**SUPPLIED DATA**
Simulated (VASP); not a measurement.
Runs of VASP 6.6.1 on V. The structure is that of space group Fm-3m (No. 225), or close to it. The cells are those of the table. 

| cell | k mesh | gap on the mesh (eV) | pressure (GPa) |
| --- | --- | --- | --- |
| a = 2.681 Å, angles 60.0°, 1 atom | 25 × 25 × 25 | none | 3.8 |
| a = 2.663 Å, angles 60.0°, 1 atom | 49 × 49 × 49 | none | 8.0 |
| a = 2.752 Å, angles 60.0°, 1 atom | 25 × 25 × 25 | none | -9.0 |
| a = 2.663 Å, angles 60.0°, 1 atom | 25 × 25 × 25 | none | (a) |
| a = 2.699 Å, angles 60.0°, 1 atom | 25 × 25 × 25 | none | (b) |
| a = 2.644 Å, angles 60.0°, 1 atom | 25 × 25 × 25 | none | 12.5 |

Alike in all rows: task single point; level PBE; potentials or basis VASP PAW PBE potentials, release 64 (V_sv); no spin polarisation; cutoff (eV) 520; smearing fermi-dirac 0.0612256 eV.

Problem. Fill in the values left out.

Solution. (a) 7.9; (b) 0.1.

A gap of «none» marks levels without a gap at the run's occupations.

**ACTION ITEM**
An exact copy of the lines above, from the one containing "none | -9.0 |" through the one containing "Solution. (a) 7.9; (b) 0.1.", is the whole of the answer.

**WRITTEN ANSWER**
| a = 2.752 Å, angles 60.0°, 1 atom | 25 × 25 × 25 | none | -9.0 |
| a = 2.663 Å, angles 60.0°, 1 atom | 25 × 25 × 25 | none | (a) |
| a = 2.699 Å, angles 60.0°, 1 atom | 25 × 25 × 25 | none | (b) |
| a = 2.644 Å, angles 60.0°, 1 atom | 25 × 25 × 25 | none | 12.5 |

Alike in all rows: task single point; level PBE; potentials or basis VASP PAW PBE potentials, release 64 (V_sv); no spin polarisation; cutoff (eV) 520; smearing fermi-dirac 0.0612256 eV.

Problem. Fill in the values left out.

Solution. (a) 7.9; (b) 0.1.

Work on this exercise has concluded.